▶ [RECORDED INFORMATION]:
####################

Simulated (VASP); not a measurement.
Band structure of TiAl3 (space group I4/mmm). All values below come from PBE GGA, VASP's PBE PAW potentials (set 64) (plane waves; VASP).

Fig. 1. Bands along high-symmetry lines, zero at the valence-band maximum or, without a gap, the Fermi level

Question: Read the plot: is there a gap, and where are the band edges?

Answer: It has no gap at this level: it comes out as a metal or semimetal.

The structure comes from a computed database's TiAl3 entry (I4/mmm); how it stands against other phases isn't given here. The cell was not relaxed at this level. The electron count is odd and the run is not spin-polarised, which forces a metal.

####################

▶ [ACTIVITY]: Exactly as written, repeat the lines from the start of the listing through the line containing "Band structure of", both included.

▶ [RESPONSE AREA]:
Simulated (VASP); not a measurement.
Band structure of TiAl3 (space group I4/mmm). All values below come from PBE GGA, VASP's PBE PAW potentials (set 64) (plane waves; VASP).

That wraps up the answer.